> **WORK INSTRUCTION**
Starting with the opening line of the material, restate every line word for word, and end on the line containing "It has 13 atoms: 5".

•••

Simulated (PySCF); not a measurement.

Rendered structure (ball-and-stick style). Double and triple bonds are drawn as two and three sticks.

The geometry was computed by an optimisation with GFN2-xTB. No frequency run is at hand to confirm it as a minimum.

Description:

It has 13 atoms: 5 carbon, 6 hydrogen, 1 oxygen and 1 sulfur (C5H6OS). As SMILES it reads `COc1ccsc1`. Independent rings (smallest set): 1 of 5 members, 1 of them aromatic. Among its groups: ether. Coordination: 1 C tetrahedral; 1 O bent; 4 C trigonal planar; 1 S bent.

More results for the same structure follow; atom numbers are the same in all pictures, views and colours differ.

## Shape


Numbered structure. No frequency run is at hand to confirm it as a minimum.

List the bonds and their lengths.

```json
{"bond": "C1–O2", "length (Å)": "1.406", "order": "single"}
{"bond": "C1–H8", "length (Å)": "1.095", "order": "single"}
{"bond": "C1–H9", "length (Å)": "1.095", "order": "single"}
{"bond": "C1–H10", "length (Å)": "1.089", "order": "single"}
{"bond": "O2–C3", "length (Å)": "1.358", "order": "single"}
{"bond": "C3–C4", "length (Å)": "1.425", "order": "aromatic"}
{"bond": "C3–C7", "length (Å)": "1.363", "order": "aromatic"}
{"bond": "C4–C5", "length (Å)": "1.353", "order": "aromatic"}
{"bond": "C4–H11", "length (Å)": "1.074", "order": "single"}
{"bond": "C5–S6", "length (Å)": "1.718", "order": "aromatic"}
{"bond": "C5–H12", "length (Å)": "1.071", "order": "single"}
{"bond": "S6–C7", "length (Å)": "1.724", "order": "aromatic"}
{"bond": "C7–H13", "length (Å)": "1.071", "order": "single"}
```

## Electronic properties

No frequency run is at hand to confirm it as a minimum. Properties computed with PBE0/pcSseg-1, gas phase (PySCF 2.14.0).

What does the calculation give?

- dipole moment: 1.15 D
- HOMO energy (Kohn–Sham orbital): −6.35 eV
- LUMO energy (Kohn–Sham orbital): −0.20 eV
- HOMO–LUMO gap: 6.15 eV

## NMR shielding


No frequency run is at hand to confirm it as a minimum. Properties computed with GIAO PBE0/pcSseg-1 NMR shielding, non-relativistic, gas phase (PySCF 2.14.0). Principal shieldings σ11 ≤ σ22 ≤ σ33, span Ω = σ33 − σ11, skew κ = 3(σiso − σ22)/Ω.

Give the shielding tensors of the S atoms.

•••

> **WRITTEN SOLUTION**
Simulated (PySCF); not a measurement.

Rendered structure (ball-and-stick style). Double and triple bonds are drawn as two and three sticks.

The geometry was computed by an optimisation with GFN2-xTB. No frequency run is at hand to confirm it as a minimum.

Description:

It has 13 atoms: 5 carbon, 6 hydrogen, 1 oxygen and 1 sulfur (C5H6OS). As SMILES it reads `COc1ccsc1`. Independent rings (smallest set): 1 of 5 members, 1 of them aromatic. Among its groups: ether. Coordination: 1 C tetrahedral; 1 O bent; 4 C trigonal planar; 1 S bent.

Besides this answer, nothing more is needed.